Source information |
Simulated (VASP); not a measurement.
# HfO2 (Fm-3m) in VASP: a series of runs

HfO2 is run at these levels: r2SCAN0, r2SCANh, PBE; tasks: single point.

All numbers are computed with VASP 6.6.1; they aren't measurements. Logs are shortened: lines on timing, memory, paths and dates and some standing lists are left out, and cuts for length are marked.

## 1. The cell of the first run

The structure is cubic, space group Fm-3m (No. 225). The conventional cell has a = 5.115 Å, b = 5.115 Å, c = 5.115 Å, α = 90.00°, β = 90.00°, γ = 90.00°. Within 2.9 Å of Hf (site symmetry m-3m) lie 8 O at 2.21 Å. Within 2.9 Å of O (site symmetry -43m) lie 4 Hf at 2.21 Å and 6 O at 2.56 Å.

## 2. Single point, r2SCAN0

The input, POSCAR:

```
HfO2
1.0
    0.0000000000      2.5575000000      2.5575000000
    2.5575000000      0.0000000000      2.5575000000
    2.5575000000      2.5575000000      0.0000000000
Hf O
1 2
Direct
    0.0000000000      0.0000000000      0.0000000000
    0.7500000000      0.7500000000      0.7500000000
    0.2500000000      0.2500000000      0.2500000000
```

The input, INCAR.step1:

Required action | Your answer should consist solely of the lines above from the line with "HfO2 is run" to the line with "## 1. The cell of the first run", both included, reproduced exactly.

Response area |
HfO2 is run at these levels: r2SCAN0, r2SCANh, PBE; tasks: single point.

All numbers are computed with VASP 6.6.1; they aren't measurements. Logs are shortened: lines on timing, memory, paths and dates and some standing lists are left out, and cuts for length are marked.

## 1. The cell of the first run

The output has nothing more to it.